Data extract |
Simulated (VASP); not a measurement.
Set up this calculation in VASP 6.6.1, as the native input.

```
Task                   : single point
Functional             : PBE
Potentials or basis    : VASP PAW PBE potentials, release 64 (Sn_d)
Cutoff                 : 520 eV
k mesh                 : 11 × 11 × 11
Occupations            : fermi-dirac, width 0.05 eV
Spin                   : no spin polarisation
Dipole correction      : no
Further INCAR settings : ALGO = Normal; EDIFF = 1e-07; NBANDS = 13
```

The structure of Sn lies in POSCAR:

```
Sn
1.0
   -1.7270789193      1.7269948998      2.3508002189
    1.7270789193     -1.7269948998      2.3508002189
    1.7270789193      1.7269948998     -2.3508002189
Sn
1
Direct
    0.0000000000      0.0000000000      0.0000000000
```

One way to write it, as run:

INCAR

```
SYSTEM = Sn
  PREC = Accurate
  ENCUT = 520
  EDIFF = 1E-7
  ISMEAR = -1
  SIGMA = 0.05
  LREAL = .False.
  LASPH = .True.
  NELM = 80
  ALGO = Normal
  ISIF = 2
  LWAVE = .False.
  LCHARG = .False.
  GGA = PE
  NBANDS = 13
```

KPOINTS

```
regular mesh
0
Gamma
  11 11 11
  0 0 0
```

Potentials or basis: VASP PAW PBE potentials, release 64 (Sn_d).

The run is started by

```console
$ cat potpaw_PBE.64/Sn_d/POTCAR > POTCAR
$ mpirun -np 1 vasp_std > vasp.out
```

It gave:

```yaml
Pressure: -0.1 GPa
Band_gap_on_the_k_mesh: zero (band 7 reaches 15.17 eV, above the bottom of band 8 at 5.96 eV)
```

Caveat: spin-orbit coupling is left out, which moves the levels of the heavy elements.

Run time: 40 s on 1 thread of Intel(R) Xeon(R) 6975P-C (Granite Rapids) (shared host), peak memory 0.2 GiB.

Requirement |
Retype only the stretch of lines above starting at the one with "Potentials or basis: VASP" and stopping at the one with "Caveat: spin-orbit coupling", exactly as written, with both kept.

Worked solution |
Potentials or basis: VASP PAW PBE potentials, release 64 (Sn_d).

The run is started by

```console
$ cat potpaw_PBE.64/Sn_d/POTCAR > POTCAR
$ mpirun -np 1 vasp_std > vasp.out
```

It gave:

```yaml
Pressure: -0.1 GPa
Band_gap_on_the_k_mesh: zero (band 7 reaches 15.17 eV, above the bottom of band 8 at 5.96 eV)
```

Caveat: spin-orbit coupling is left out, which moves the levels of the heavy elements.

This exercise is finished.